A word-for-word restatement of all the records is the required answer.

-*-*-
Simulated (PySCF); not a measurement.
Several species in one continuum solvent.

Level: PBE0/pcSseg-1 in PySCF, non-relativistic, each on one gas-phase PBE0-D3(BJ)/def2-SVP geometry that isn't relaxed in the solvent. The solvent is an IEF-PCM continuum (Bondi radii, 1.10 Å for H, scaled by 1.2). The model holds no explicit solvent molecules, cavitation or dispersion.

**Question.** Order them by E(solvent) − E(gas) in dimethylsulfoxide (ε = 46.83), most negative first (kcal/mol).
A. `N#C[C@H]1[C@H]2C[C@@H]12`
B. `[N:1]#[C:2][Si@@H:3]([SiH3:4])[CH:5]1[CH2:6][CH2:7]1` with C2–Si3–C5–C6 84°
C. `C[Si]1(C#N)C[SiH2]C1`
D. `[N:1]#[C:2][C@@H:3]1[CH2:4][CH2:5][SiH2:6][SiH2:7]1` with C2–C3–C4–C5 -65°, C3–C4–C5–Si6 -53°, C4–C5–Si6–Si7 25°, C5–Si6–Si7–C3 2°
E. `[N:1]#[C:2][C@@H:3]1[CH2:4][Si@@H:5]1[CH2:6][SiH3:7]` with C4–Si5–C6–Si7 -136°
-*-*-

» **Answer section**:
Simulated (PySCF); not a measurement.
Several species in one continuum solvent.

Level: PBE0/pcSseg-1 in PySCF, non-relativistic, each on one gas-phase PBE0-D3(BJ)/def2-SVP geometry that isn't relaxed in the solvent. The solvent is an IEF-PCM continuum (Bondi radii, 1.10 Å for H, scaled by 1.2). The model holds no explicit solvent molecules, cavitation or dispersion.

**Question.** Order them by E(solvent) − E(gas) in dimethylsulfoxide (ε = 46.83), most negative first (kcal/mol).
A. `N#C[C@H]1[C@H]2C[C@@H]12`
B. `[N:1]#[C:2][Si@@H:3]([SiH3:4])[CH:5]1[CH2:6][CH2:7]1` with C2–Si3–C5–C6 84°
C. `C[Si]1(C#N)C[SiH2]C1`
D. `[N:1]#[C:2][C@@H:3]1[CH2:4][CH2:5][SiH2:6][SiH2:7]1` with C2–C3–C4–C5 -65°, C3–C4–C5–Si6 -53°, C4–C5–Si6–Si7 25°, C5–Si6–Si7–C3 2°
E. `[N:1]#[C:2][C@@H:3]1[CH2:4][Si@@H:5]1[CH2:6][SiH3:7]` with C4–Si5–C6–Si7 -136°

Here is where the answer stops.